───── RECORD EXCERPTS ─────

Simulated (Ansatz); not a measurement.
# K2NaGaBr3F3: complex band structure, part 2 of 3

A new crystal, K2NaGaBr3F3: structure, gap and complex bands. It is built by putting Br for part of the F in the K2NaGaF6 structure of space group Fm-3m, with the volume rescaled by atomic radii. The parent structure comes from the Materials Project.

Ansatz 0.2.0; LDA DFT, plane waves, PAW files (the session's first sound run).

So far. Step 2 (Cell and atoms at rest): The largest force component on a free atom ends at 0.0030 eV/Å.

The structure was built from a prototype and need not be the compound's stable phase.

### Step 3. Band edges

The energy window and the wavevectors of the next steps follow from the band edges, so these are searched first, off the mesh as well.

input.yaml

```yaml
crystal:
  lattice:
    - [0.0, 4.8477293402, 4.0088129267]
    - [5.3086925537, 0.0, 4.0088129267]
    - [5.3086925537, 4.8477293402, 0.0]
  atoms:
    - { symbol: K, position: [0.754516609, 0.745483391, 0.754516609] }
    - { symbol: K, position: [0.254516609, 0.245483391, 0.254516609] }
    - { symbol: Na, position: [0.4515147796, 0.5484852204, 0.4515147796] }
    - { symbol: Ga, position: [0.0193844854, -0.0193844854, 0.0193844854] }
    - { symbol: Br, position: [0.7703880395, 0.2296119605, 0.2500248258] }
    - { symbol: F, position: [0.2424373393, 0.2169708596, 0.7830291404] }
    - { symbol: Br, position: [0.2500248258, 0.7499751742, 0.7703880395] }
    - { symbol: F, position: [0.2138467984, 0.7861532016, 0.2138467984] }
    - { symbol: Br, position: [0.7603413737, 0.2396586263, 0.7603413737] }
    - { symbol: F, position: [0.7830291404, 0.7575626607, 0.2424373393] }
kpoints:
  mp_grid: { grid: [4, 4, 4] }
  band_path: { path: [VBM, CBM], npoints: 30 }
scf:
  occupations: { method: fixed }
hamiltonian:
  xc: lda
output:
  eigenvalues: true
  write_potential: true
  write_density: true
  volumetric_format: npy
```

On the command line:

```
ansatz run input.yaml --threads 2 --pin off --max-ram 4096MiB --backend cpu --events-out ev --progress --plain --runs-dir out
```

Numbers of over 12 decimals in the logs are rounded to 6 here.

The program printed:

─────

* REQUIREMENT
Your answer consists solely of the lines from the top of the records above through the line that contains "Ansatz 0.2.0; LDA", each echoed exactly.

* EXPECTED ANSWER
Simulated (Ansatz); not a measurement.
# K2NaGaBr3F3: complex band structure, part 2 of 3

A new crystal, K2NaGaBr3F3: structure, gap and complex bands. It is built by putting Br for part of the F in the K2NaGaF6 structure of space group Fm-3m, with the volume rescaled by atomic radii. The parent structure comes from the Materials Project.

Ansatz 0.2.0; LDA DFT, plane waves, PAW files (the session's first sound run).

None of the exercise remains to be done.